## ACTION ITEM
Please print the whole listing again, exactly as shown.

## SUPPLIED DATA
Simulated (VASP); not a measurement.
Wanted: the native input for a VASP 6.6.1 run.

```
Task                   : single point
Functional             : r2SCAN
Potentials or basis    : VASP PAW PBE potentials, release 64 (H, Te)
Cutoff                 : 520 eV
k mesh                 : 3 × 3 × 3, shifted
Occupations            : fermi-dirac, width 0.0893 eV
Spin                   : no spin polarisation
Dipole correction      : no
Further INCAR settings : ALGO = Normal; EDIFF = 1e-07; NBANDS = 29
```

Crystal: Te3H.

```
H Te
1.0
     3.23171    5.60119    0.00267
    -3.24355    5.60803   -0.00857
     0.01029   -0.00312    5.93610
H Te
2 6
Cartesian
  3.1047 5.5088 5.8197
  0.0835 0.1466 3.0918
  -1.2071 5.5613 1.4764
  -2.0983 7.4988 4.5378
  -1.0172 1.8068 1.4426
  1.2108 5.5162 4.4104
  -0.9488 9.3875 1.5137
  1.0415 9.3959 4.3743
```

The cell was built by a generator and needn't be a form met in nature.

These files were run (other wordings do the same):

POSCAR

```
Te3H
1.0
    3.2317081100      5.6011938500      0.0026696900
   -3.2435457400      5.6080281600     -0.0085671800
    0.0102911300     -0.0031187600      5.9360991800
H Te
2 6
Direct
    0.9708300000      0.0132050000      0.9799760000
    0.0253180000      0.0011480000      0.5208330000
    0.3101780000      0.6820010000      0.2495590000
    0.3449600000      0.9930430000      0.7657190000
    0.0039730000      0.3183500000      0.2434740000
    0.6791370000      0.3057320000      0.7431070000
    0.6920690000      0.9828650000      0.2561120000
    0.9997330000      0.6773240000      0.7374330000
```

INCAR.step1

## TASK OUTPUT
Simulated (VASP); not a measurement.
Wanted: the native input for a VASP 6.6.1 run.

```
Task                   : single point
Functional             : r2SCAN
Potentials or basis    : VASP PAW PBE potentials, release 64 (H, Te)
Cutoff                 : 520 eV
k mesh                 : 3 × 3 × 3, shifted
Occupations            : fermi-dirac, width 0.0893 eV
Spin                   : no spin polarisation
Dipole correction      : no
Further INCAR settings : ALGO = Normal; EDIFF = 1e-07; NBANDS = 29
```

Crystal: Te3H.

```
H Te
1.0
     3.23171    5.60119    0.00267
    -3.24355    5.60803   -0.00857
     0.01029   -0.00312    5.93610
H Te
2 6
Cartesian
  3.1047 5.5088 5.8197
  0.0835 0.1466 3.0918
  -1.2071 5.5613 1.4764
  -2.0983 7.4988 4.5378
  -1.0172 1.8068 1.4426
  1.2108 5.5162 4.4104
  -0.9488 9.3875 1.5137
  1.0415 9.3959 4.3743
```

The cell was built by a generator and needn't be a form met in nature.

These files were run (other wordings do the same):

POSCAR

```
Te3H
1.0
    3.2317081100      5.6011938500      0.0026696900
   -3.2435457400      5.6080281600     -0.0085671800
    0.0102911300     -0.0031187600      5.9360991800
H Te
2 6
Direct
    0.9708300000      0.0132050000      0.9799760000
    0.0253180000      0.0011480000      0.5208330000
    0.3101780000      0.6820010000      0.2495590000
    0.3449600000      0.9930430000      0.7657190000
    0.0039730000      0.3183500000      0.2434740000
    0.6791370000      0.3057320000      0.7431070000
    0.6920690000      0.9828650000      0.2561120000
    0.9997330000      0.6773240000      0.7374330000
```

INCAR.step1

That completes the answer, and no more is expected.